§ WORK TASK:
Extract, without alteration, each line from the start of the listing to the line bearing "### Step 1. The cell of the first run".

*** Opening of SUPPLIED DATA ***
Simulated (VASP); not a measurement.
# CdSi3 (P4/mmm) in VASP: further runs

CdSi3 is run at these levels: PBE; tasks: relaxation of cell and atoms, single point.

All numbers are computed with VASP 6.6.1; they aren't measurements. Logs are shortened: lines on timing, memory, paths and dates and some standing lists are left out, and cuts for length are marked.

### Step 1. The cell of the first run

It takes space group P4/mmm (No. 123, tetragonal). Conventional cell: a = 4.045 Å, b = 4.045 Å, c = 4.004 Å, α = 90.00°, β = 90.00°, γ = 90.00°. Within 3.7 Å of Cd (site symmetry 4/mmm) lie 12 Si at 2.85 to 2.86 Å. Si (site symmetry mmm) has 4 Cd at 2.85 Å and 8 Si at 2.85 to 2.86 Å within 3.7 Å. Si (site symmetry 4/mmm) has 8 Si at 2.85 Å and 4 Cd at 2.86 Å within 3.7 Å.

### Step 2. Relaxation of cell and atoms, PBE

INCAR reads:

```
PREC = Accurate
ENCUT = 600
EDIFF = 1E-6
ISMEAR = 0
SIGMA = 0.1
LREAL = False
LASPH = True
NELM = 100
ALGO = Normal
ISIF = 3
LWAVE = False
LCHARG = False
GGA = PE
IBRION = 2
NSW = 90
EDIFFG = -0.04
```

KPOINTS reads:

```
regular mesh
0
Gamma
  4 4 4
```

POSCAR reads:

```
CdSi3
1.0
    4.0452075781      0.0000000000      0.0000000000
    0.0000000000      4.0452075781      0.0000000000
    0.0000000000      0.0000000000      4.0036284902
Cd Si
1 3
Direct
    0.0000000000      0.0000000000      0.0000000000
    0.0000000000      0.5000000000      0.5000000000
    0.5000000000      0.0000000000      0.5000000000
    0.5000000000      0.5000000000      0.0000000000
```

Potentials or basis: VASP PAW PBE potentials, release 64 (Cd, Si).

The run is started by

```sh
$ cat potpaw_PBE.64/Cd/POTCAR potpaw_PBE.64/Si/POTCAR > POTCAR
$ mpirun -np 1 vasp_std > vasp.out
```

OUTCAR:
*** Close of SUPPLIED DATA ***

§ ANSWER BOX:
Simulated (VASP); not a measurement.
# CdSi3 (P4/mmm) in VASP: further runs

CdSi3 is run at these levels: PBE; tasks: relaxation of cell and atoms, single point.

All numbers are computed with VASP 6.6.1; they aren't measurements. Logs are shortened: lines on timing, memory, paths and dates and some standing lists are left out, and cuts for length are marked.

### Step 1. The cell of the first run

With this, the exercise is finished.